### ASSIGNMENT
Take the data below and copy exactly the lines starting at the one with "Potentials or basis: VASP" and finishing at the one with "A: -0.4 GPa.", both included.

::::::::
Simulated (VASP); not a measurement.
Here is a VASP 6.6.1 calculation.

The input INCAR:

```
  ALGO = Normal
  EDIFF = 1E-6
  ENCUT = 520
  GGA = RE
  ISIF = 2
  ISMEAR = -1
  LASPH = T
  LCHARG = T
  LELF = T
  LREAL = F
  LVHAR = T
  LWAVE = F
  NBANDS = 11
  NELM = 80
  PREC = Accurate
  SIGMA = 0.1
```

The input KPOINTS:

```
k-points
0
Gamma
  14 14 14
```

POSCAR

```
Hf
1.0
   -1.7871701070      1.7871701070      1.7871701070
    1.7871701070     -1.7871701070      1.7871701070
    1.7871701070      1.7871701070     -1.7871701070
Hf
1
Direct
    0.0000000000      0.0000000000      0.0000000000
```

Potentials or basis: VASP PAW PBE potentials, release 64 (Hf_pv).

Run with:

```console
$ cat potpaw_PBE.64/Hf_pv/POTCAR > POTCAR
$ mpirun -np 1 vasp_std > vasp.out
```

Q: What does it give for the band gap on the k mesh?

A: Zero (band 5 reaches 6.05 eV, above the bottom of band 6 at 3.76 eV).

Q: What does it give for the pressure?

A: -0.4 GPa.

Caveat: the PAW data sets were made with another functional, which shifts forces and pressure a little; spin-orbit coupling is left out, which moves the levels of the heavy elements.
::::::::

### EXERCISE RESULT
Potentials or basis: VASP PAW PBE potentials, release 64 (Hf_pv).

Run with:

```console
$ cat potpaw_PBE.64/Hf_pv/POTCAR > POTCAR
$ mpirun -np 1 vasp_std > vasp.out
```

Q: What does it give for the band gap on the k mesh?

A: Zero (band 5 reaches 6.05 eV, above the bottom of band 6 at 3.76 eV).

Q: What does it give for the pressure?

A: -0.4 GPa.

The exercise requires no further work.